**AVAILABLE DATA**
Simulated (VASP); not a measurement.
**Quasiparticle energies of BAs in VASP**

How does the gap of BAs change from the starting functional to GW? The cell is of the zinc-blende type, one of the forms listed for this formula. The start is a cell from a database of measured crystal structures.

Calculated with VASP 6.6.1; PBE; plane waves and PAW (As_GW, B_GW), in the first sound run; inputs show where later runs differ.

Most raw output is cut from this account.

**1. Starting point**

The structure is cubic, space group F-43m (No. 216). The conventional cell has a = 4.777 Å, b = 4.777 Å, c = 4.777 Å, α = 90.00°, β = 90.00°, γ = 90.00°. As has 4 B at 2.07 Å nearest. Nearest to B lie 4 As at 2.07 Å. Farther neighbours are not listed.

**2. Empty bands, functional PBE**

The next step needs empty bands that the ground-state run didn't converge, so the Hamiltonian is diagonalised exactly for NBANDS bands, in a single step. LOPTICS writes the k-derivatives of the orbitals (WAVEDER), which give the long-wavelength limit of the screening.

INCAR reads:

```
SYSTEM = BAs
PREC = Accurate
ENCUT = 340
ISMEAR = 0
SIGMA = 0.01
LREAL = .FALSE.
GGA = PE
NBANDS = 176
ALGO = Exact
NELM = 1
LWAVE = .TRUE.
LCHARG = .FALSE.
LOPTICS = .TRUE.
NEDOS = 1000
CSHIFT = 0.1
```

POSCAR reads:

**REQUIREMENT**
Lines from the top of the data above through the line with "bands, functional PBE**", both ends included: copy them exactly, nothing more.

**EXERCISE RESULT**
Simulated (VASP); not a measurement.
**Quasiparticle energies of BAs in VASP**

How does the gap of BAs change from the starting functional to GW? The cell is of the zinc-blende type, one of the forms listed for this formula. The start is a cell from a database of measured crystal structures.

Calculated with VASP 6.6.1; PBE; plane waves and PAW (As_GW, B_GW), in the first sound run; inputs show where later runs differ.

Most raw output is cut from this account.

**1. Starting point**

The structure is cubic, space group F-43m (No. 216). The conventional cell has a = 4.777 Å, b = 4.777 Å, c = 4.777 Å, α = 90.00°, β = 90.00°, γ = 90.00°. As has 4 B at 2.07 Å nearest. Nearest to B lie 4 As at 2.07 Å. Farther neighbours are not listed.

**2. Empty bands, functional PBE**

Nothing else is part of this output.